Work request: Which lines come from the start of the records through the line that holds "The numbers are"? Write them out word for word.

Source data:
####

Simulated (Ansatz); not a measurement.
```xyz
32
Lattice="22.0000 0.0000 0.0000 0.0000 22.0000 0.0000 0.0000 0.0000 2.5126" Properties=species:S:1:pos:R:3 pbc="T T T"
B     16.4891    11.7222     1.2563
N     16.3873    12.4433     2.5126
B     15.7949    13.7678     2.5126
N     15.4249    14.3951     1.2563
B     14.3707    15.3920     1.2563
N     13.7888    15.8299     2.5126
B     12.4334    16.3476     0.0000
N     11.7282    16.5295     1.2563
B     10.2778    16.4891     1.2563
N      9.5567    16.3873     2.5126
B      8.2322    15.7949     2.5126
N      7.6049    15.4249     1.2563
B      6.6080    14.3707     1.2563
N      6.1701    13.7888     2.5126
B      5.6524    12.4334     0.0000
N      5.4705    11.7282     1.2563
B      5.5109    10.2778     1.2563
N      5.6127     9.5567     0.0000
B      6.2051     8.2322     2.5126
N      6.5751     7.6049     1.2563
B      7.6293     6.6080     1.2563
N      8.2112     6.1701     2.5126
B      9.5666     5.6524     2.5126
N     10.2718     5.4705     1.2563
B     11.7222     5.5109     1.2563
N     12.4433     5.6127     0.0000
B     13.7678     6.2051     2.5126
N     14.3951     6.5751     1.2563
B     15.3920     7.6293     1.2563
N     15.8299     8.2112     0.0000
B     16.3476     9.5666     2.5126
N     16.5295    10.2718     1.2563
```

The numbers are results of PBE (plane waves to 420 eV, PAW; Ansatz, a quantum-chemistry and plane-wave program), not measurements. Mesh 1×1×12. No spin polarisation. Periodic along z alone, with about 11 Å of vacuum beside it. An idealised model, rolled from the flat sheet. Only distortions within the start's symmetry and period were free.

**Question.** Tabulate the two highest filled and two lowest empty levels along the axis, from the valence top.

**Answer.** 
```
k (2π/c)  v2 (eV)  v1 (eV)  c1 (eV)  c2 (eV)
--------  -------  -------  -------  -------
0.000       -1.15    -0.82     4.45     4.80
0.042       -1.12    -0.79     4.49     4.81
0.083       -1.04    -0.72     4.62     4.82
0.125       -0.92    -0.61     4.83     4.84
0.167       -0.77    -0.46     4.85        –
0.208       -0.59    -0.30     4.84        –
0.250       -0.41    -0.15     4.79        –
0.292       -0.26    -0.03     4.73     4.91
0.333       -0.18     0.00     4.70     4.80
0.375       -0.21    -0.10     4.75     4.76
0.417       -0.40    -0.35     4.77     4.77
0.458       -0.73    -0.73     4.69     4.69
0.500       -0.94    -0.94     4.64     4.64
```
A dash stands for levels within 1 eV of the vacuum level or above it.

####

Answer space:
Simulated (Ansatz); not a measurement.
```xyz
32
Lattice="22.0000 0.0000 0.0000 0.0000 22.0000 0.0000 0.0000 0.0000 2.5126" Properties=species:S:1:pos:R:3 pbc="T T T"
B     16.4891    11.7222     1.2563
N     16.3873    12.4433     2.5126
B     15.7949    13.7678     2.5126
N     15.4249    14.3951     1.2563
B     14.3707    15.3920     1.2563
N     13.7888    15.8299     2.5126
B     12.4334    16.3476     0.0000
N     11.7282    16.5295     1.2563
B     10.2778    16.4891     1.2563
N      9.5567    16.3873     2.5126
B      8.2322    15.7949     2.5126
N      7.6049    15.4249     1.2563
B      6.6080    14.3707     1.2563
N      6.1701    13.7888     2.5126
B      5.6524    12.4334     0.0000
N      5.4705    11.7282     1.2563
B      5.5109    10.2778     1.2563
N      5.6127     9.5567     0.0000
B      6.2051     8.2322     2.5126
N      6.5751     7.6049     1.2563
B      7.6293     6.6080     1.2563
N      8.2112     6.1701     2.5126
B      9.5666     5.6524     2.5126
N     10.2718     5.4705     1.2563
B     11.7222     5.5109     1.2563
N     12.4433     5.6127     0.0000
B     13.7678     6.2051     2.5126
N     14.3951     6.5751     1.2563
B     15.3920     7.6293     1.2563
N     15.8299     8.2112     0.0000
B     16.3476     9.5666     2.5126
N     16.5295    10.2718     1.2563
```

The numbers are results of PBE (plane waves to 420 eV, PAW; Ansatz, a quantum-chemistry and plane-wave program), not measurements. Mesh 1×1×12. No spin polarisation. Periodic along z alone, with about 11 Å of vacuum beside it. An idealised model, rolled from the flat sheet. Only distortions within the start's symmetry and period were free.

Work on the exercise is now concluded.